_Assignment:_ Starting with the first line of the data that follows, transcribe every line verbatim until the line containing "- g2 = 1.6 (gamma2)" has been transcribed.

_Data for analysis:_
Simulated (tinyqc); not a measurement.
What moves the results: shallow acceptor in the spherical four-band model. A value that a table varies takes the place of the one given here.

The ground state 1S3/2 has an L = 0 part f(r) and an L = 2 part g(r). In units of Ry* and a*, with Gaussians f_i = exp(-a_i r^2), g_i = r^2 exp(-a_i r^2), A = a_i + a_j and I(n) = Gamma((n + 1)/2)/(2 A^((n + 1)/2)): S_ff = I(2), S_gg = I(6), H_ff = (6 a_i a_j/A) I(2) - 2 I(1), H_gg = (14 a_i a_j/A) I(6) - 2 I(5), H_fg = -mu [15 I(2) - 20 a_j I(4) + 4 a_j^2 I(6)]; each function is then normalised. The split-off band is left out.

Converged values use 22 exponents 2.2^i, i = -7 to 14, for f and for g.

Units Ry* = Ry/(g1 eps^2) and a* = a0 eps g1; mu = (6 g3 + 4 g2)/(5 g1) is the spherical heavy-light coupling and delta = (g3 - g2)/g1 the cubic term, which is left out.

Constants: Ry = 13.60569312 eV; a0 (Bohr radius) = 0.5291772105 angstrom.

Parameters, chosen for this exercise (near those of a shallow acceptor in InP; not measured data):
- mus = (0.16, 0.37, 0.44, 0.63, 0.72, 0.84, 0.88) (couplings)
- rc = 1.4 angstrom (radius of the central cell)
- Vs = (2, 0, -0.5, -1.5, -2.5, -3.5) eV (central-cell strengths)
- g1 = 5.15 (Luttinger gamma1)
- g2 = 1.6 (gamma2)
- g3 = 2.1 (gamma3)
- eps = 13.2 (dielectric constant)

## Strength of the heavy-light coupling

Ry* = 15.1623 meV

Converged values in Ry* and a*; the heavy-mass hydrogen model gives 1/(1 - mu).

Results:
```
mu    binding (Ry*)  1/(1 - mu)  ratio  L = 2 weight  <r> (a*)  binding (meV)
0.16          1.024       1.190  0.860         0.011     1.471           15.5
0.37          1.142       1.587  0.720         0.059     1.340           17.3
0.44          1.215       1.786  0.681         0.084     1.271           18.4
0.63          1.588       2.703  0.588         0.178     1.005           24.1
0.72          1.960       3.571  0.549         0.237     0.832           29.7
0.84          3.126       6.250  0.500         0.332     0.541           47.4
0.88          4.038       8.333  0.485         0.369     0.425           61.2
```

_Exercise output:_
Simulated (tinyqc); not a measurement.
What moves the results: shallow acceptor in the spherical four-band model. A value that a table varies takes the place of the one given here.

The ground state 1S3/2 has an L = 0 part f(r) and an L = 2 part g(r). In units of Ry* and a*, with Gaussians f_i = exp(-a_i r^2), g_i = r^2 exp(-a_i r^2), A = a_i + a_j and I(n) = Gamma((n + 1)/2)/(2 A^((n + 1)/2)): S_ff = I(2), S_gg = I(6), H_ff = (6 a_i a_j/A) I(2) - 2 I(1), H_gg = (14 a_i a_j/A) I(6) - 2 I(5), H_fg = -mu [15 I(2) - 20 a_j I(4) + 4 a_j^2 I(6)]; each function is then normalised. The split-off band is left out.

Converged values use 22 exponents 2.2^i, i = -7 to 14, for f and for g.

Units Ry* = Ry/(g1 eps^2) and a* = a0 eps g1; mu = (6 g3 + 4 g2)/(5 g1) is the spherical heavy-light coupling and delta = (g3 - g2)/g1 the cubic term, which is left out.

Constants: Ry = 13.60569312 eV; a0 (Bohr radius) = 0.5291772105 angstrom.

Parameters, chosen for this exercise (near those of a shallow acceptor in InP; not measured data):
- mus = (0.16, 0.37, 0.44, 0.63, 0.72, 0.84, 0.88) (couplings)
- rc = 1.4 angstrom (radius of the central cell)
- Vs = (2, 0, -0.5, -1.5, -2.5, -3.5) eV (central-cell strengths)
- g1 = 5.15 (Luttinger gamma1)
- g2 = 1.6 (gamma2)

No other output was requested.